##############################
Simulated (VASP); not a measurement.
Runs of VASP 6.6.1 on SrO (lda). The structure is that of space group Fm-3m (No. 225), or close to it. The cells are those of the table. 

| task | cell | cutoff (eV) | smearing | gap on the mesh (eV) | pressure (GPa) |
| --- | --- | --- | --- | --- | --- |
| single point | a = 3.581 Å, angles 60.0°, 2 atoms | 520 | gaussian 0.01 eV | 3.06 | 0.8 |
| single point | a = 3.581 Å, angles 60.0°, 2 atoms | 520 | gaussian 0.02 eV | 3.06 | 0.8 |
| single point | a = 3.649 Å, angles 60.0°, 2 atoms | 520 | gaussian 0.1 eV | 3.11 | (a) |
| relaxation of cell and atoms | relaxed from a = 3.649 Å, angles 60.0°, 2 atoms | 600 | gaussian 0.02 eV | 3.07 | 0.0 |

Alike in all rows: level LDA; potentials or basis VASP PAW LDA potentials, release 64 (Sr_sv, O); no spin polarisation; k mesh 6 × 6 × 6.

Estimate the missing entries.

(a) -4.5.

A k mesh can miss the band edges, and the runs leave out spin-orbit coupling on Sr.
##############################

After locating the line that contains "0.01 eV | 3.06 | 0.8 |", please copy exactly every line from the start of the records through it, and nothing else.

Simulated (VASP); not a measurement.
Runs of VASP 6.6.1 on SrO (lda). The structure is that of space group Fm-3m (No. 225), or close to it. The cells are those of the table. 

| task | cell | cutoff (eV) | smearing | gap on the mesh (eV) | pressure (GPa) |
| --- | --- | --- | --- | --- | --- |
| single point | a = 3.581 Å, angles 60.0°, 2 atoms | 520 | gaussian 0.01 eV | 3.06 | 0.8 |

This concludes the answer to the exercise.